_REQUIREMENT_. From the line with "Each of the" to the line with "On this mesh", retype every line exactly, including those two, and leave out the rest of the data below.

_DATA SECTION_.
***

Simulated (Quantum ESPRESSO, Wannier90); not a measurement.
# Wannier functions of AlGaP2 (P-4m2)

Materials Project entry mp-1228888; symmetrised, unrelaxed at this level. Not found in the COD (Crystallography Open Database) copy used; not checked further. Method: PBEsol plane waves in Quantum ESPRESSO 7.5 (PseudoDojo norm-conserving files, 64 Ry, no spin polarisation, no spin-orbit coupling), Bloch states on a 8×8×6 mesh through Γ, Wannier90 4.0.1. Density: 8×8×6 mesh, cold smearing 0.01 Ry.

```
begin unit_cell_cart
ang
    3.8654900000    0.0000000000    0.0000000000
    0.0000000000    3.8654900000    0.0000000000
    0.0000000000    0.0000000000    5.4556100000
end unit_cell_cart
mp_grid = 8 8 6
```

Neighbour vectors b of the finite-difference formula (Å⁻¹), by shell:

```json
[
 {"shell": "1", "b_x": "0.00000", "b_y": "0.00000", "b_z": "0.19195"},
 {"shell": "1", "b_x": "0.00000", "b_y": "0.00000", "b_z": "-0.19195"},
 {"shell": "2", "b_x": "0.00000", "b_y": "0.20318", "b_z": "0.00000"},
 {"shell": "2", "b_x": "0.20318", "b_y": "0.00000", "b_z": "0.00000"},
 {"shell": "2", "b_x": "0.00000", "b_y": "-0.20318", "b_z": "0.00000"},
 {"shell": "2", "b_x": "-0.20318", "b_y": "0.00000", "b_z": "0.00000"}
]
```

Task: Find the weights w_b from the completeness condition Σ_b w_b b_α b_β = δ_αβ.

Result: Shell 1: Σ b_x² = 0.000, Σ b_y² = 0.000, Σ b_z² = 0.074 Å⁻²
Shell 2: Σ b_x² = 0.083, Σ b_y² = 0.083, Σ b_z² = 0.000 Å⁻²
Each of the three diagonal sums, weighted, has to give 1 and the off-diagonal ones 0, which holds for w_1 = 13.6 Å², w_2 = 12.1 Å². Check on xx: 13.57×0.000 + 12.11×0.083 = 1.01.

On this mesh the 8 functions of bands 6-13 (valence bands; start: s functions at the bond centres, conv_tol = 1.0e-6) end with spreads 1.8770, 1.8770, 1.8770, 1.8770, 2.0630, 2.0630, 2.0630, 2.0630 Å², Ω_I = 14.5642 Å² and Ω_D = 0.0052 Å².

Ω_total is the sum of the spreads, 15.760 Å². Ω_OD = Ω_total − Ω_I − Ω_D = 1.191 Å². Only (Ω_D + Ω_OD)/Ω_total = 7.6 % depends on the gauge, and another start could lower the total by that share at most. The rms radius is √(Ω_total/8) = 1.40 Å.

***

_WORKED SOLUTION_.
Each of the three diagonal sums, weighted, has to give 1 and the off-diagonal ones 0, which holds for w_1 = 13.6 Å², w_2 = 12.1 Å². Check on xx: 13.57×0.000 + 12.11×0.083 = 1.01.

On this mesh the 8 functions of bands 6-13 (valence bands; start: s functions at the bond centres, conv_tol = 1.0e-6) end with spreads 1.8770, 1.8770, 1.8770, 1.8770, 2.0630, 2.0630, 2.0630, 2.0630 Å², Ω_I = 14.5642 Å² and Ω_D = 0.0052 Å².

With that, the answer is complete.